» Assigned task:
Reproduce, character for character, the entries from their opening line through the line with "How long does it take, and how much memory?".

» Records supplied:
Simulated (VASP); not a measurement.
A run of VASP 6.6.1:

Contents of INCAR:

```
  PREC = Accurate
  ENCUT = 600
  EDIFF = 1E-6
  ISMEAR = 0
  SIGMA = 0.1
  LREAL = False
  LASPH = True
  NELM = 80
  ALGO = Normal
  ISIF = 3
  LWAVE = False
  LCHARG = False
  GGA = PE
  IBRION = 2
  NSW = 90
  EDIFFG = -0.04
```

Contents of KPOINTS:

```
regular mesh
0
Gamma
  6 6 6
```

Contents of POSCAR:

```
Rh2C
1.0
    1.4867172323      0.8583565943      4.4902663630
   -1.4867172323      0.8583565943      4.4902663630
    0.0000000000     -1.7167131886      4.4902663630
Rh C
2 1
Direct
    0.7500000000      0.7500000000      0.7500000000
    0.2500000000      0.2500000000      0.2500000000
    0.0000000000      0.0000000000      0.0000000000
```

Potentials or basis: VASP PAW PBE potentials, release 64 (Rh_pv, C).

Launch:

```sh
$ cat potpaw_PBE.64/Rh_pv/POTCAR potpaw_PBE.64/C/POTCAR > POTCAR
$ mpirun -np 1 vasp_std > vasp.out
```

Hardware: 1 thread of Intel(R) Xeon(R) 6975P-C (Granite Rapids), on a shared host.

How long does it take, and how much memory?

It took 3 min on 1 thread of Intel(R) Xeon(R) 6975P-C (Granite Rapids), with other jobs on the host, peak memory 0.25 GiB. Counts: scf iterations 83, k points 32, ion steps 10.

» Worked solution:
Simulated (VASP); not a measurement.
A run of VASP 6.6.1:

Contents of INCAR:

```
  PREC = Accurate
  ENCUT = 600
  EDIFF = 1E-6
  ISMEAR = 0
  SIGMA = 0.1
  LREAL = False
  LASPH = True
  NELM = 80
  ALGO = Normal
  ISIF = 3
  LWAVE = False
  LCHARG = False
  GGA = PE
  IBRION = 2
  NSW = 90
  EDIFFG = -0.04
```

Contents of KPOINTS:

```
regular mesh
0
Gamma
  6 6 6
```

Contents of POSCAR:

```
Rh2C
1.0
    1.4867172323      0.8583565943      4.4902663630
   -1.4867172323      0.8583565943      4.4902663630
    0.0000000000     -1.7167131886      4.4902663630
Rh C
2 1
Direct
    0.7500000000      0.7500000000      0.7500000000
    0.2500000000      0.2500000000      0.2500000000
    0.0000000000      0.0000000000      0.0000000000
```

Potentials or basis: VASP PAW PBE potentials, release 64 (Rh_pv, C).

Launch:

```sh
$ cat potpaw_PBE.64/Rh_pv/POTCAR potpaw_PBE.64/C/POTCAR > POTCAR
$ mpirun -np 1 vasp_std > vasp.out
```

Hardware: 1 thread of Intel(R) Xeon(R) 6975P-C (Granite Rapids), on a shared host.

How long does it take, and how much memory?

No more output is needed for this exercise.